__Exercise__. Copy out the listing below, keeping every character as is.

....................
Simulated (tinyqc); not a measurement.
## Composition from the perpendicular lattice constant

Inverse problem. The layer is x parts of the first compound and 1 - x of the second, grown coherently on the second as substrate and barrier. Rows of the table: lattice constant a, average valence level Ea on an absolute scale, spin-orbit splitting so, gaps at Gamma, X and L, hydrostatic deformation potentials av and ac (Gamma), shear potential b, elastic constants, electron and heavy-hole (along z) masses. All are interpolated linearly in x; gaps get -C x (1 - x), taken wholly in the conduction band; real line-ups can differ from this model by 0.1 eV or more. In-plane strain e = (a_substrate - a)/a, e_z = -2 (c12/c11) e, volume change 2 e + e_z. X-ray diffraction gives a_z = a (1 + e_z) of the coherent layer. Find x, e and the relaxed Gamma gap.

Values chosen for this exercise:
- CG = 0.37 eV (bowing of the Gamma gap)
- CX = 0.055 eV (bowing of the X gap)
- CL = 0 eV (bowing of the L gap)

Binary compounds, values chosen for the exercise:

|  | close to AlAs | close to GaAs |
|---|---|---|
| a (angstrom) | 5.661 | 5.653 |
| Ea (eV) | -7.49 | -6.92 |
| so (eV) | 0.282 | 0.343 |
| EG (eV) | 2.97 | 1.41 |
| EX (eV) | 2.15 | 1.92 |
....................

__Exercise response__.
Simulated (tinyqc); not a measurement.
## Composition from the perpendicular lattice constant

Inverse problem. The layer is x parts of the first compound and 1 - x of the second, grown coherently on the second as substrate and barrier. Rows of the table: lattice constant a, average valence level Ea on an absolute scale, spin-orbit splitting so, gaps at Gamma, X and L, hydrostatic deformation potentials av and ac (Gamma), shear potential b, elastic constants, electron and heavy-hole (along z) masses. All are interpolated linearly in x; gaps get -C x (1 - x), taken wholly in the conduction band; real line-ups can differ from this model by 0.1 eV or more. In-plane strain e = (a_substrate - a)/a, e_z = -2 (c12/c11) e, volume change 2 e + e_z. X-ray diffraction gives a_z = a (1 + e_z) of the coherent layer. Find x, e and the relaxed Gamma gap.

Values chosen for this exercise:
- CG = 0.37 eV (bowing of the Gamma gap)
- CX = 0.055 eV (bowing of the X gap)
- CL = 0 eV (bowing of the L gap)

Binary compounds, values chosen for the exercise:

|  | close to AlAs | close to GaAs |
|---|---|---|
| a (angstrom) | 5.661 | 5.653 |
| Ea (eV) | -7.49 | -6.92 |
| so (eV) | 0.282 | 0.343 |
| EG (eV) | 2.97 | 1.41 |
| EX (eV) | 2.15 | 1.92 |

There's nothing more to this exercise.